## ACTIVITY
In full and unaltered, output the records below.

■ ■ ■ ■ ■

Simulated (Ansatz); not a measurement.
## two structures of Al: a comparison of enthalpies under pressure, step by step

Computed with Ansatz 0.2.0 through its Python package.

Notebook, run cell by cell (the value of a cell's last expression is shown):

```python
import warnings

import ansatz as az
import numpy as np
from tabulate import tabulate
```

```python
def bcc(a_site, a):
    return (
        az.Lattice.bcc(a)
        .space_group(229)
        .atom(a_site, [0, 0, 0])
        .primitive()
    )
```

■ ■ ■ ■ ■

## RESPONSE AREA
Simulated (Ansatz); not a measurement.
## two structures of Al: a comparison of enthalpies under pressure, step by step

Computed with Ansatz 0.2.0 through its Python package.

Notebook, run cell by cell (the value of a cell's last expression is shown):

```python
import warnings

import ansatz as az
import numpy as np
from tabulate import tabulate
```

```python
def bcc(a_site, a):
    return (
        az.Lattice.bcc(a)
        .space_group(229)
        .atom(a_site, [0, 0, 0])
        .primitive()
    )
```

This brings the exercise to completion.